## SUPPLIED INFORMATION
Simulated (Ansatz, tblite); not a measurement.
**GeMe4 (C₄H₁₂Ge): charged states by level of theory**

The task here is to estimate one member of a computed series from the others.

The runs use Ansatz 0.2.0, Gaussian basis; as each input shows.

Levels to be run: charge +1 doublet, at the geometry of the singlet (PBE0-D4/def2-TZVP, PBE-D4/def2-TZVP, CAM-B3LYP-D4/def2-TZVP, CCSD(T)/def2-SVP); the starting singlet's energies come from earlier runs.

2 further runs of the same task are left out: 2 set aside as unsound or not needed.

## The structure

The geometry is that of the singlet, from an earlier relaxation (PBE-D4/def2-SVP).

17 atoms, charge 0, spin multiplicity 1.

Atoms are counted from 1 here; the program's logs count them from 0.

## WORK ORDER
Each line from the top of the material above through the line with "17 atoms, charge 0, spin multiplicity 1." must be echoed exactly, and no other line.

## YOUR SOLUTION
Simulated (Ansatz, tblite); not a measurement.
**GeMe4 (C₄H₁₂Ge): charged states by level of theory**

The task here is to estimate one member of a computed series from the others.

The runs use Ansatz 0.2.0, Gaussian basis; as each input shows.

Levels to be run: charge +1 doublet, at the geometry of the singlet (PBE0-D4/def2-TZVP, PBE-D4/def2-TZVP, CAM-B3LYP-D4/def2-TZVP, CCSD(T)/def2-SVP); the starting singlet's energies come from earlier runs.

2 further runs of the same task are left out: 2 set aside as unsound or not needed.

## The structure

The geometry is that of the singlet, from an earlier relaxation (PBE-D4/def2-SVP).

17 atoms, charge 0, spin multiplicity 1.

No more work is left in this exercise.